──────── Information shown ────────

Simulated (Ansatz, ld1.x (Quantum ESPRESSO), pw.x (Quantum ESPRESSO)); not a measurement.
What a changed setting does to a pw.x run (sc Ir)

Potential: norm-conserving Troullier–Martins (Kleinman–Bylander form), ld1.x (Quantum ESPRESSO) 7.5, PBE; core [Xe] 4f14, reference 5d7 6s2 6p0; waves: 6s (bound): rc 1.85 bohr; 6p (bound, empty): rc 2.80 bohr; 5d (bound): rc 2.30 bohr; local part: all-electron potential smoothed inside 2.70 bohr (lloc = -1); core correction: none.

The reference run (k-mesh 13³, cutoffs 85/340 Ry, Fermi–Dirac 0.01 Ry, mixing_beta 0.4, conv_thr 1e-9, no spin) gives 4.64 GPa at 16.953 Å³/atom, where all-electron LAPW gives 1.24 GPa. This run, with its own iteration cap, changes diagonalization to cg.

────────

- Work request -
Output the lines above exactly, but only those between the line holding "What a changed" and the line holding "Potential: norm-conserving Troullier–Martins", inclusive.

- Task response -
What a changed setting does to a pw.x run (sc Ir)

Potential: norm-conserving Troullier–Martins (Kleinman–Bylander form), ld1.x (Quantum ESPRESSO) 7.5, PBE; core [Xe] 4f14, reference 5d7 6s2 6p0; waves: 6s (bound): rc 1.85 bohr; 6p (bound, empty): rc 2.80 bohr; 5d (bound): rc 2.30 bohr; local part: all-electron potential smoothed inside 2.70 bohr (lloc = -1); core correction: none.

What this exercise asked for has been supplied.